# PROVIDED INFORMATION
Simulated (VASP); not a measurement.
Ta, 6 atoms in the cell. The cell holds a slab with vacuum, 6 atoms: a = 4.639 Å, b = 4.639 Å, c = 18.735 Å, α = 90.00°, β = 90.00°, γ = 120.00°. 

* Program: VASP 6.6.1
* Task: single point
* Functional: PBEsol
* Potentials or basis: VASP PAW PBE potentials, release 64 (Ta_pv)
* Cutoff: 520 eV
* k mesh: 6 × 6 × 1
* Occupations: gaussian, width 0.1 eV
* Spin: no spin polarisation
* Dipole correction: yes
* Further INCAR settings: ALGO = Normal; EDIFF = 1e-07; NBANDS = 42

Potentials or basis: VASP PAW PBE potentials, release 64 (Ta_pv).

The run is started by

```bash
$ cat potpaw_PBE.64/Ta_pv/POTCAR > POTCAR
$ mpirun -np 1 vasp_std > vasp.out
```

# WORK REQUEST
Write down exactly every line of the material above up to and including the line containing "mesh: 6 × 6 × 1".

# REPLY
Simulated (VASP); not a measurement.
Ta, 6 atoms in the cell. The cell holds a slab with vacuum, 6 atoms: a = 4.639 Å, b = 4.639 Å, c = 18.735 Å, α = 90.00°, β = 90.00°, γ = 120.00°. 

* Program: VASP 6.6.1
* Task: single point
* Functional: PBEsol
* Potentials or basis: VASP PAW PBE potentials, release 64 (Ta_pv)
* Cutoff: 520 eV
* k mesh: 6 × 6 × 1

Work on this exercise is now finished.